------ RECORDS PROVIDED

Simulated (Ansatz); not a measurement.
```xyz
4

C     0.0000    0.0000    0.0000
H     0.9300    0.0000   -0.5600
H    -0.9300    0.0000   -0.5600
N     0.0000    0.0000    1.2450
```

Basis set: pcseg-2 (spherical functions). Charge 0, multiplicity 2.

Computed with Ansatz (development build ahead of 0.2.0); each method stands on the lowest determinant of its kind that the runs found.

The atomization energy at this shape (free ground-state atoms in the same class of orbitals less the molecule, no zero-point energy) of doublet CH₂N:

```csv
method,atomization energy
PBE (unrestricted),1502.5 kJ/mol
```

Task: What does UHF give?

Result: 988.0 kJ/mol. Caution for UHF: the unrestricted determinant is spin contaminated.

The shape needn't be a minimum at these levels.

------------

**ACTIVITY:** Repeat the material in full. Nothing may differ.

**WRITTEN ANSWER:**
Simulated (Ansatz); not a measurement.
```xyz
4

C     0.0000    0.0000    0.0000
H     0.9300    0.0000   -0.5600
H    -0.9300    0.0000   -0.5600
N     0.0000    0.0000    1.2450
```

Basis set: pcseg-2 (spherical functions). Charge 0, multiplicity 2.

Computed with Ansatz (development build ahead of 0.2.0); each method stands on the lowest determinant of its kind that the runs found.

The atomization energy at this shape (free ground-state atoms in the same class of orbitals less the molecule, no zero-point energy) of doublet CH₂N:

```csv
method,atomization energy
PBE (unrestricted),1502.5 kJ/mol
```

Task: What does UHF give?

Result: 988.0 kJ/mol. Caution for UHF: the unrestricted determinant is spin contaminated.

The shape needn't be a minimum at these levels.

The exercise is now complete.